— REQUIREMENT —
Without changing a single character, copy every record below.

— STORED DATA —
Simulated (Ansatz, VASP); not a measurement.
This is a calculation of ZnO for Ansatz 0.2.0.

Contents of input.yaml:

— EXERCISE OUTPUT —
Simulated (Ansatz, VASP); not a measurement.
This is a calculation of ZnO for Ansatz 0.2.0.

Contents of input.yaml:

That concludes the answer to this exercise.